-- WORK INSTRUCTION --
Write out exactly the lines of the material below, beginning at the top and ending at the line that contains "Scale: ten equal".

*** DATA UNDER STUDY ***
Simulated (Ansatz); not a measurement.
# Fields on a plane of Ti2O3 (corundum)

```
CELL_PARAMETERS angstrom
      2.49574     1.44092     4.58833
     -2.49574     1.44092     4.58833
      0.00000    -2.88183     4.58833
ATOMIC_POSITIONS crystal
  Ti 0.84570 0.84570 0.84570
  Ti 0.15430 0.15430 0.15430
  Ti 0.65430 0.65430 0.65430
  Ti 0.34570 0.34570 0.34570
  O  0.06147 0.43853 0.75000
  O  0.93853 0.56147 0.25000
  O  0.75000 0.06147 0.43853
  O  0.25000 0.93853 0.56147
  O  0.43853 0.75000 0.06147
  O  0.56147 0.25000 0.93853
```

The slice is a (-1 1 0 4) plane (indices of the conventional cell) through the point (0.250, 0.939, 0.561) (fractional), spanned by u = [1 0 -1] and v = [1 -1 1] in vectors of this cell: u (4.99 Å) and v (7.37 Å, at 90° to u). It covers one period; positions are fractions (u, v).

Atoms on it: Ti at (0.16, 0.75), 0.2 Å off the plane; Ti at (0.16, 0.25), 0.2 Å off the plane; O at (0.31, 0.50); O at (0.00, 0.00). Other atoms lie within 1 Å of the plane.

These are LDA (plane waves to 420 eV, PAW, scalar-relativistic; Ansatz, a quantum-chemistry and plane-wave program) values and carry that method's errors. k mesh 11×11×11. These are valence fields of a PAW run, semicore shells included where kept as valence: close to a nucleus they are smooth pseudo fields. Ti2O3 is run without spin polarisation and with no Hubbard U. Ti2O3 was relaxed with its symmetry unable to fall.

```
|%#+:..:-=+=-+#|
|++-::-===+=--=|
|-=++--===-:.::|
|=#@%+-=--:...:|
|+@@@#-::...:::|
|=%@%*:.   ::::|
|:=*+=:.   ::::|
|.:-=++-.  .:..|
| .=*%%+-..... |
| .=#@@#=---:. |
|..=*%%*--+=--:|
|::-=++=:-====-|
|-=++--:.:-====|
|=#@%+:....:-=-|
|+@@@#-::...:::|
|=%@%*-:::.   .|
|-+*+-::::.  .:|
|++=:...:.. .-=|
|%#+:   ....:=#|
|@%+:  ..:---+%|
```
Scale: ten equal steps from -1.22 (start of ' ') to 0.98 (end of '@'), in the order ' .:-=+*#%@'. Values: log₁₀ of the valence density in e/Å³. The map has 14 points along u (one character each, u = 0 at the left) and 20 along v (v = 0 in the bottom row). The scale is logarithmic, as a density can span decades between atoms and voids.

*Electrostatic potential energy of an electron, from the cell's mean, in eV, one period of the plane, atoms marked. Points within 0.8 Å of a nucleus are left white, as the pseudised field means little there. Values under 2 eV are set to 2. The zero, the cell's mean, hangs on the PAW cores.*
*** End of DATA UNDER STUDY ***

-- TASK RESULT --
Simulated (Ansatz); not a measurement.
# Fields on a plane of Ti2O3 (corundum)

```
CELL_PARAMETERS angstrom
      2.49574     1.44092     4.58833
     -2.49574     1.44092     4.58833
      0.00000    -2.88183     4.58833
ATOMIC_POSITIONS crystal
  Ti 0.84570 0.84570 0.84570
  Ti 0.15430 0.15430 0.15430
  Ti 0.65430 0.65430 0.65430
  Ti 0.34570 0.34570 0.34570
  O  0.06147 0.43853 0.75000
  O  0.93853 0.56147 0.25000
  O  0.75000 0.06147 0.43853
  O  0.25000 0.93853 0.56147
  O  0.43853 0.75000 0.06147
  O  0.56147 0.25000 0.93853
```

The slice is a (-1 1 0 4) plane (indices of the conventional cell) through the point (0.250, 0.939, 0.561) (fractional), spanned by u = [1 0 -1] and v = [1 -1 1] in vectors of this cell: u (4.99 Å) and v (7.37 Å, at 90° to u). It covers one period; positions are fractions (u, v).

Atoms on it: Ti at (0.16, 0.75), 0.2 Å off the plane; Ti at (0.16, 0.25), 0.2 Å off the plane; O at (0.31, 0.50); O at (0.00, 0.00). Other atoms lie within 1 Å of the plane.

These are LDA (plane waves to 420 eV, PAW, scalar-relativistic; Ansatz, a quantum-chemistry and plane-wave program) values and carry that method's errors. k mesh 11×11×11. These are valence fields of a PAW run, semicore shells included where kept as valence: close to a nucleus they are smooth pseudo fields. Ti2O3 is run without spin polarisation and with no Hubbard U. Ti2O3 was relaxed with its symmetry unable to fall.

```
|%#+:..:-=+=-+#|
|++-::-===+=--=|
|-=++--===-:.::|
|=#@%+-=--:...:|
|+@@@#-::...:::|
|=%@%*:.   ::::|
|:=*+=:.   ::::|
|.:-=++-.  .:..|
| .=*%%+-..... |
| .=#@@#=---:. |
|..=*%%*--+=--:|
|::-=++=:-====-|
|-=++--:.:-====|
|=#@%+:....:-=-|
|+@@@#-::...:::|
|=%@%*-:::.   .|
|-+*+-::::.  .:|
|++=:...:.. .-=|
|%#+:   ....:=#|
|@%+:  ..:---+%|
```
Scale: ten equal steps from -1.22 (start of ' ') to 0.98 (end of '@'), in the order ' .:-=+*#%@'. Values: log₁₀ of the valence density in e/Å³. The map has 14 points along u (one character each, u = 0 at the left) and 20 along v (v = 0 in the bottom row). The scale is logarithmic, as a density can span decades between atoms and voids.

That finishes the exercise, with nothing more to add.